········

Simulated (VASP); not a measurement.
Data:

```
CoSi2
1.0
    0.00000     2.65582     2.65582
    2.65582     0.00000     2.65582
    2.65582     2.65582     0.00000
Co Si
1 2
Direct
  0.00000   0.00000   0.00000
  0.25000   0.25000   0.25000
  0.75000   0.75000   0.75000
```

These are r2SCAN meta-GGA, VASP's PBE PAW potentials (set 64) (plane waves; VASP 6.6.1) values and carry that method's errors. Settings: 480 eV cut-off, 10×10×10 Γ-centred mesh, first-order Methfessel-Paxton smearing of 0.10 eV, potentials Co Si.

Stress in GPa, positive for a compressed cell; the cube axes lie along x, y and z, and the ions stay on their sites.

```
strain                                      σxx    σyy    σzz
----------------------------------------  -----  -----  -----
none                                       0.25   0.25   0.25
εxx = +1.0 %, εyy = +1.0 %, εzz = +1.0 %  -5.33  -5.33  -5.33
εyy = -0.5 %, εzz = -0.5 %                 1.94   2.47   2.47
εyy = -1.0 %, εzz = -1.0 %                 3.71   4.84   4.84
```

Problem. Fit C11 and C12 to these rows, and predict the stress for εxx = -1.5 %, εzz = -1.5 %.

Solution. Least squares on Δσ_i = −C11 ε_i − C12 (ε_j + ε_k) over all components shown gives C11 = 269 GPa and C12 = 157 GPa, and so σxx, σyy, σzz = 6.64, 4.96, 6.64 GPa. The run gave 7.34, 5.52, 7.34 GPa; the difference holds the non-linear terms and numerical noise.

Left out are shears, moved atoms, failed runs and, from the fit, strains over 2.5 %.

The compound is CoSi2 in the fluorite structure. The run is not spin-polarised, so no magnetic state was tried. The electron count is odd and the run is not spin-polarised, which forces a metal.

········

Extract the lines above, from the first one through the one containing "Left out are", and return only those, unchanged.

Simulated (VASP); not a measurement.
Data:

```
CoSi2
1.0
    0.00000     2.65582     2.65582
    2.65582     0.00000     2.65582
    2.65582     2.65582     0.00000
Co Si
1 2
Direct
  0.00000   0.00000   0.00000
  0.25000   0.25000   0.25000
  0.75000   0.75000   0.75000
```

These are r2SCAN meta-GGA, VASP's PBE PAW potentials (set 64) (plane waves; VASP 6.6.1) values and carry that method's errors. Settings: 480 eV cut-off, 10×10×10 Γ-centred mesh, first-order Methfessel-Paxton smearing of 0.10 eV, potentials Co Si.

Stress in GPa, positive for a compressed cell; the cube axes lie along x, y and z, and the ions stay on their sites.

```
strain                                      σxx    σyy    σzz
----------------------------------------  -----  -----  -----
none                                       0.25   0.25   0.25
εxx = +1.0 %, εyy = +1.0 %, εzz = +1.0 %  -5.33  -5.33  -5.33
εyy = -0.5 %, εzz = -0.5 %                 1.94   2.47   2.47
εyy = -1.0 %, εzz = -1.0 %                 3.71   4.84   4.84
```

Problem. Fit C11 and C12 to these rows, and predict the stress for εxx = -1.5 %, εzz = -1.5 %.

Solution. Least squares on Δσ_i = −C11 ε_i − C12 (ε_j + ε_k) over all components shown gives C11 = 269 GPa and C12 = 157 GPa, and so σxx, σyy, σzz = 6.64, 4.96, 6.64 GPa. The run gave 7.34, 5.52, 7.34 GPa; the difference holds the non-linear terms and numerical noise.

Left out are shears, moved atoms, failed runs and, from the fit, strains over 2.5 %.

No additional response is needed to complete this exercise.